● ● ● ● ● ● ●

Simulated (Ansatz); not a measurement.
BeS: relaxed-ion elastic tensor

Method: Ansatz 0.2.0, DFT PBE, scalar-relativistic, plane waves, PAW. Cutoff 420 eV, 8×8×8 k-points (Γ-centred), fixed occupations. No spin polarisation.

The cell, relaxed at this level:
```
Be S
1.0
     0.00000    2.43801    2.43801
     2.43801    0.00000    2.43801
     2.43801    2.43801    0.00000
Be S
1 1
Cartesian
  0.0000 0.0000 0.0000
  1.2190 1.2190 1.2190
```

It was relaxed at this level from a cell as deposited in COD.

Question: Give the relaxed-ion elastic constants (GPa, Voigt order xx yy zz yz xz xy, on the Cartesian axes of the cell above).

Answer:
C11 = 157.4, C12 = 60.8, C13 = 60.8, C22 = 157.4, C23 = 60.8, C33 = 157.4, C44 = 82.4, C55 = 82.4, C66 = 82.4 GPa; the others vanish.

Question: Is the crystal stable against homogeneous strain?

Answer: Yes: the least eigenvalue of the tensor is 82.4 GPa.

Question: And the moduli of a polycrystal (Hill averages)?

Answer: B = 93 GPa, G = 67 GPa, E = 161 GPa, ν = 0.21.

● ● ● ● ● ● ●

Every record, start to finish: reproduce it word for word.

▶ [Expected answer]
Simulated (Ansatz); not a measurement.
BeS: relaxed-ion elastic tensor

Method: Ansatz 0.2.0, DFT PBE, scalar-relativistic, plane waves, PAW. Cutoff 420 eV, 8×8×8 k-points (Γ-centred), fixed occupations. No spin polarisation.

The cell, relaxed at this level:
```
Be S
1.0
     0.00000    2.43801    2.43801
     2.43801    0.00000    2.43801
     2.43801    2.43801    0.00000
Be S
1 1
Cartesian
  0.0000 0.0000 0.0000
  1.2190 1.2190 1.2190
```

It was relaxed at this level from a cell as deposited in COD.

Question: Give the relaxed-ion elastic constants (GPa, Voigt order xx yy zz yz xz xy, on the Cartesian axes of the cell above).

Answer:
C11 = 157.4, C12 = 60.8, C13 = 60.8, C22 = 157.4, C23 = 60.8, C33 = 157.4, C44 = 82.4, C55 = 82.4, C66 = 82.4 GPa; the others vanish.

Question: Is the crystal stable against homogeneous strain?

Answer: Yes: the least eigenvalue of the tensor is 82.4 GPa.

Question: And the moduli of a polycrystal (Hill averages)?

Answer: B = 93 GPa, G = 67 GPa, E = 161 GPa, ν = 0.21.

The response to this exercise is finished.